» **Exercise**: Please restate, word for word, the lines below that begin at the one with "The run is started by" and end at the one with "Run time: 67". Leave out all other lines.

[Entries shown — start]

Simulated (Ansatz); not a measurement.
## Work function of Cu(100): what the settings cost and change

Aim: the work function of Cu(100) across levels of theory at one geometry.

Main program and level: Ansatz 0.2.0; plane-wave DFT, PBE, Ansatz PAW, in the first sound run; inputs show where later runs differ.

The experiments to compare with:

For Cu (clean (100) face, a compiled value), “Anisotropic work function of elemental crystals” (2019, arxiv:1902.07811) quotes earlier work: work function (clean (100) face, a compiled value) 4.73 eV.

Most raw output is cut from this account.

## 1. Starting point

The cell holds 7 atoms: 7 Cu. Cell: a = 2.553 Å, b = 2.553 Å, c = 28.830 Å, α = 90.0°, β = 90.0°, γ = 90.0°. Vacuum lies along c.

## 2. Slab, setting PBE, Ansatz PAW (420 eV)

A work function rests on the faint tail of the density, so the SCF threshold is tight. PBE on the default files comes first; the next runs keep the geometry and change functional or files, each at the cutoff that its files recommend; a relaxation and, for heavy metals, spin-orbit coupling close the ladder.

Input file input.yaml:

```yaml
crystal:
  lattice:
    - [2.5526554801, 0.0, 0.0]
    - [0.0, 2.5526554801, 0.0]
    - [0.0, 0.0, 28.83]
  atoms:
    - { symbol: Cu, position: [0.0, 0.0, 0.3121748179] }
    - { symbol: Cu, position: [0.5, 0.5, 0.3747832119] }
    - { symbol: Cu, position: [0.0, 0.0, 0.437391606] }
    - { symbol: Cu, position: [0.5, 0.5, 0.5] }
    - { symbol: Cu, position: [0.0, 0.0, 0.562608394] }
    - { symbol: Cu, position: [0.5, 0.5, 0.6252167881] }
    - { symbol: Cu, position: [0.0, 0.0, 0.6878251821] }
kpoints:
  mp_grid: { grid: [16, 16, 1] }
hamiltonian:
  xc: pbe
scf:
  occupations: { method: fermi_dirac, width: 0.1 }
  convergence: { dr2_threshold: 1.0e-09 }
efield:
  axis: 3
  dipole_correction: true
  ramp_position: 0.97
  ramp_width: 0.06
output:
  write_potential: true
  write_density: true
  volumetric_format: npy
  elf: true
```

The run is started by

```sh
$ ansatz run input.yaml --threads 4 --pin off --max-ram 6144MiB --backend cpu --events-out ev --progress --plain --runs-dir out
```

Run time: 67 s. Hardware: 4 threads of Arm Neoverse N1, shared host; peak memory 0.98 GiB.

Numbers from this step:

[Entries shown — finish]

» **Written reply**:
The run is started by

```sh
$ ansatz run input.yaml --threads 4 --pin off --max-ram 6144MiB --backend cpu --events-out ev --progress --plain --runs-dir out
```

Run time: 67 s. Hardware: 4 threads of Arm Neoverse N1, shared host; peak memory 0.98 GiB.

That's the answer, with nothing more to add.